▸ INFORMATION GIVEN:
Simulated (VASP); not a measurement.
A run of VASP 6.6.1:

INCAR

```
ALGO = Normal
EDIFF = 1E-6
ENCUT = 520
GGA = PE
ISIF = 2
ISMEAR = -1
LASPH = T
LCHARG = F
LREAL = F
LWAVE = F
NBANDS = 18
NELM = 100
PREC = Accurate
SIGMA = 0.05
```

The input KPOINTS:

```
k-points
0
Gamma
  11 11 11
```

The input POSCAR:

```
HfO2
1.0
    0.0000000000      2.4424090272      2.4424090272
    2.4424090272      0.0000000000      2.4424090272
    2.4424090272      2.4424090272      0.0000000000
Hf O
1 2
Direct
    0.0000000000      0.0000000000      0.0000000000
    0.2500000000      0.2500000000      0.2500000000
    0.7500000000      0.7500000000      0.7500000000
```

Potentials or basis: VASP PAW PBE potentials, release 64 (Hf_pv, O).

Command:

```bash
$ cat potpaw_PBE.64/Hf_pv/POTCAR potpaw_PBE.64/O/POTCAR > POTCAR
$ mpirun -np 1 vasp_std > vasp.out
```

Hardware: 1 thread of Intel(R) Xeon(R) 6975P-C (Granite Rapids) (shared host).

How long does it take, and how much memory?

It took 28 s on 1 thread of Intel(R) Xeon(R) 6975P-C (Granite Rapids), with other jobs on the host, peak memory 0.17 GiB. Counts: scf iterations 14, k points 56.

▸ EXERCISE: Would you output, unchanged, each line from the start of the records to the line that holds "How long does it take, and how much memory?", both included and nothing else?

▸ TASK RESULT:
Simulated (VASP); not a measurement.
A run of VASP 6.6.1:

INCAR

```
ALGO = Normal
EDIFF = 1E-6
ENCUT = 520
GGA = PE
ISIF = 2
ISMEAR = -1
LASPH = T
LCHARG = F
LREAL = F
LWAVE = F
NBANDS = 18
NELM = 100
PREC = Accurate
SIGMA = 0.05
```

The input KPOINTS:

```
k-points
0
Gamma
  11 11 11
```

The input POSCAR:

```
HfO2
1.0
    0.0000000000      2.4424090272      2.4424090272
    2.4424090272      0.0000000000      2.4424090272
    2.4424090272      2.4424090272      0.0000000000
Hf O
1 2
Direct
    0.0000000000      0.0000000000      0.0000000000
    0.2500000000      0.2500000000      0.2500000000
    0.7500000000      0.7500000000      0.7500000000
```

Potentials or basis: VASP PAW PBE potentials, release 64 (Hf_pv, O).

Command:

```bash
$ cat potpaw_PBE.64/Hf_pv/POTCAR potpaw_PBE.64/O/POTCAR > POTCAR
$ mpirun -np 1 vasp_std > vasp.out
```

Hardware: 1 thread of Intel(R) Xeon(R) 6975P-C (Granite Rapids) (shared host).

How long does it take, and how much memory?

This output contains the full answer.